── Extracted data

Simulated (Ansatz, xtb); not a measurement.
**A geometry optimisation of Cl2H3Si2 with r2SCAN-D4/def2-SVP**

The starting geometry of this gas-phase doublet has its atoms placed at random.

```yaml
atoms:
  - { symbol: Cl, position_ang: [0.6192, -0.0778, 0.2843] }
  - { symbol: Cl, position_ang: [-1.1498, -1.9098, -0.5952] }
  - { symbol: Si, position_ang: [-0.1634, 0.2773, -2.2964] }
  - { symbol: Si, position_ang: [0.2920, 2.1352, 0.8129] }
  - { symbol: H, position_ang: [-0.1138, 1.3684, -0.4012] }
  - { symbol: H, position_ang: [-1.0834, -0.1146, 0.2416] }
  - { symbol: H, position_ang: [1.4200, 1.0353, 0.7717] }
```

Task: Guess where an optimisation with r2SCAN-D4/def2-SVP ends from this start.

────

## Task item
Copy out every entry again, exactly as it was given.

## Task answer
Simulated (Ansatz, xtb); not a measurement.
**A geometry optimisation of Cl2H3Si2 with r2SCAN-D4/def2-SVP**

The starting geometry of this gas-phase doublet has its atoms placed at random.

```yaml
atoms:
  - { symbol: Cl, position_ang: [0.6192, -0.0778, 0.2843] }
  - { symbol: Cl, position_ang: [-1.1498, -1.9098, -0.5952] }
  - { symbol: Si, position_ang: [-0.1634, 0.2773, -2.2964] }
  - { symbol: Si, position_ang: [0.2920, 2.1352, 0.8129] }
  - { symbol: H, position_ang: [-0.1138, 1.3684, -0.4012] }
  - { symbol: H, position_ang: [-1.0834, -0.1146, 0.2416] }
  - { symbol: H, position_ang: [1.4200, 1.0353, 0.7717] }
```

Task: Guess where an optimisation with r2SCAN-D4/def2-SVP ends from this start.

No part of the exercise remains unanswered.